> **LISTED ENTRIES**:
★ ★ ★ ★ ★ ★ ★

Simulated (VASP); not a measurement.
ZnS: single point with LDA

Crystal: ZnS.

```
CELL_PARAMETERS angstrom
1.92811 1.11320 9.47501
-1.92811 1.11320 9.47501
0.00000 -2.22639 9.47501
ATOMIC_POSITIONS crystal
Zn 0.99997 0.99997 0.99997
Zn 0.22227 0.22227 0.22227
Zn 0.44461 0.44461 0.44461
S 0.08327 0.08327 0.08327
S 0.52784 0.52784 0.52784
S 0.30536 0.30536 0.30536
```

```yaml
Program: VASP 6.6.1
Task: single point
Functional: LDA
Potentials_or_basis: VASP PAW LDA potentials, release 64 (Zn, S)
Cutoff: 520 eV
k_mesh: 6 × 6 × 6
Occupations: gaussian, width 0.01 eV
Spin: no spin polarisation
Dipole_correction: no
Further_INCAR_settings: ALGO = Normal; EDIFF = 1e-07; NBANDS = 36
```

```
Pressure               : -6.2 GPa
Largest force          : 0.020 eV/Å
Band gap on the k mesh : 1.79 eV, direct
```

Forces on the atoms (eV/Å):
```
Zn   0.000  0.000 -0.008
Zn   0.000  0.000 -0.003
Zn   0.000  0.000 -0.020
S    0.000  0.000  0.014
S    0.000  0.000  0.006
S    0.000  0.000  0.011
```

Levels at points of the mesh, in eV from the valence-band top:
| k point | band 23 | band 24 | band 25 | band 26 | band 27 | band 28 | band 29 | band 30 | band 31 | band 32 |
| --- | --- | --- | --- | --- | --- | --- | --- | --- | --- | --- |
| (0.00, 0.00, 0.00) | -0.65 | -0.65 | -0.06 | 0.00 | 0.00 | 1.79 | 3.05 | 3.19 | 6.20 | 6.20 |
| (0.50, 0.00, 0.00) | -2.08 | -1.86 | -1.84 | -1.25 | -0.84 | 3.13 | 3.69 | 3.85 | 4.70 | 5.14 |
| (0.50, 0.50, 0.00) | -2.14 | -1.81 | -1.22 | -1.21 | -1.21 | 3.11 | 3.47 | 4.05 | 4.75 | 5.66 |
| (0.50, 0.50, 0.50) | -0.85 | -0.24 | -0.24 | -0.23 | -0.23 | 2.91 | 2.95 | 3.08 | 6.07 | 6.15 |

★ ★ ★ ★ ★ ★ ★

> **WORK TASK**: Beginning at the first line of the records, retype exactly every line up to and including the one with "6.20 | 6.20 |".

> **TASK RESULT**:
Simulated (VASP); not a measurement.
ZnS: single point with LDA

Crystal: ZnS.

```
CELL_PARAMETERS angstrom
1.92811 1.11320 9.47501
-1.92811 1.11320 9.47501
0.00000 -2.22639 9.47501
ATOMIC_POSITIONS crystal
Zn 0.99997 0.99997 0.99997
Zn 0.22227 0.22227 0.22227
Zn 0.44461 0.44461 0.44461
S 0.08327 0.08327 0.08327
S 0.52784 0.52784 0.52784
S 0.30536 0.30536 0.30536
```

```yaml
Program: VASP 6.6.1
Task: single point
Functional: LDA
Potentials_or_basis: VASP PAW LDA potentials, release 64 (Zn, S)
Cutoff: 520 eV
k_mesh: 6 × 6 × 6
Occupations: gaussian, width 0.01 eV
Spin: no spin polarisation
Dipole_correction: no
Further_INCAR_settings: ALGO = Normal; EDIFF = 1e-07; NBANDS = 36
```

```
Pressure               : -6.2 GPa
Largest force          : 0.020 eV/Å
Band gap on the k mesh : 1.79 eV, direct
```

Forces on the atoms (eV/Å):
```
Zn   0.000  0.000 -0.008
Zn   0.000  0.000 -0.003
Zn   0.000  0.000 -0.020
S    0.000  0.000  0.014
S    0.000  0.000  0.006
S    0.000  0.000  0.011
```

Levels at points of the mesh, in eV from the valence-band top:
| k point | band 23 | band 24 | band 25 | band 26 | band 27 | band 28 | band 29 | band 30 | band 31 | band 32 |
| --- | --- | --- | --- | --- | --- | --- | --- | --- | --- | --- |
| (0.00, 0.00, 0.00) | -0.65 | -0.65 | -0.06 | 0.00 | 0.00 | 1.79 | 3.05 | 3.19 | 6.20 | 6.20 |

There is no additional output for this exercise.